Below this line is a set of entries; quote exactly the lines from the line that contains "Geometry: GFN2-xTB." to the line that contains "C–C (1.52 Å): ρ", both lines included.

■ ■ ■
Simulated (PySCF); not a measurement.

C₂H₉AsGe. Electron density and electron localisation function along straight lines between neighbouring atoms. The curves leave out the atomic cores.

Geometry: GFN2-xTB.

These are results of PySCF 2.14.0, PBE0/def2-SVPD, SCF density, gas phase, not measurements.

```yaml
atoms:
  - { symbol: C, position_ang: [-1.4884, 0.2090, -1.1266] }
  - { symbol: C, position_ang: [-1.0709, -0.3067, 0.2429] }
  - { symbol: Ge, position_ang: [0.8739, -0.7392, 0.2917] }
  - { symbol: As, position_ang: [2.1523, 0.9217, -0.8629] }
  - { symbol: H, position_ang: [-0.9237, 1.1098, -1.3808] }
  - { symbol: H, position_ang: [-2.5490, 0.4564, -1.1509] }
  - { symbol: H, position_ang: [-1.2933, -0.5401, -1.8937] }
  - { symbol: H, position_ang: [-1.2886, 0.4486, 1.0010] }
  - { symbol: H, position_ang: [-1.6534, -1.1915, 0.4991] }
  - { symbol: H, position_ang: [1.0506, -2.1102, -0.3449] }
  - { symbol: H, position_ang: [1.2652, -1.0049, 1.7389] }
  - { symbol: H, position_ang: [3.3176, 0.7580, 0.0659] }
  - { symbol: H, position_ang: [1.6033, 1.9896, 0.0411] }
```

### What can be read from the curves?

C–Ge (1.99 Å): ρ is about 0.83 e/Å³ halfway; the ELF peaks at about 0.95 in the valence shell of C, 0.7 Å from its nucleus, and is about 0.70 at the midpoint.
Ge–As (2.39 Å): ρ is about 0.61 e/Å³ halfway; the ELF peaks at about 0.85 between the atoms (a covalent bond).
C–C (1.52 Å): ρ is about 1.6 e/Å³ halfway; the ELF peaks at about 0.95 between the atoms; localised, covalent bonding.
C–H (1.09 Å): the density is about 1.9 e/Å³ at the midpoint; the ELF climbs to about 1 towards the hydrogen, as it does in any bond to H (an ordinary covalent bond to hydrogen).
■ ■ ■

* Written reply:
Geometry: GFN2-xTB.

These are results of PySCF 2.14.0, PBE0/def2-SVPD, SCF density, gas phase, not measurements.

```yaml
atoms:
  - { symbol: C, position_ang: [-1.4884, 0.2090, -1.1266] }
  - { symbol: C, position_ang: [-1.0709, -0.3067, 0.2429] }
  - { symbol: Ge, position_ang: [0.8739, -0.7392, 0.2917] }
  - { symbol: As, position_ang: [2.1523, 0.9217, -0.8629] }
  - { symbol: H, position_ang: [-0.9237, 1.1098, -1.3808] }
  - { symbol: H, position_ang: [-2.5490, 0.4564, -1.1509] }
  - { symbol: H, position_ang: [-1.2933, -0.5401, -1.8937] }
  - { symbol: H, position_ang: [-1.2886, 0.4486, 1.0010] }
  - { symbol: H, position_ang: [-1.6534, -1.1915, 0.4991] }
  - { symbol: H, position_ang: [1.0506, -2.1102, -0.3449] }
  - { symbol: H, position_ang: [1.2652, -1.0049, 1.7389] }
  - { symbol: H, position_ang: [3.3176, 0.7580, 0.0659] }
  - { symbol: H, position_ang: [1.6033, 1.9896, 0.0411] }
```

### What can be read from the curves?

C–Ge (1.99 Å): ρ is about 0.83 e/Å³ halfway; the ELF peaks at about 0.95 in the valence shell of C, 0.7 Å from its nucleus, and is about 0.70 at the midpoint.
Ge–As (2.39 Å): ρ is about 0.61 e/Å³ halfway; the ELF peaks at about 0.85 between the atoms (a covalent bond).
C–C (1.52 Å): ρ is about 1.6 e/Å³ halfway; the ELF peaks at about 0.95 between the atoms; localised, covalent bonding.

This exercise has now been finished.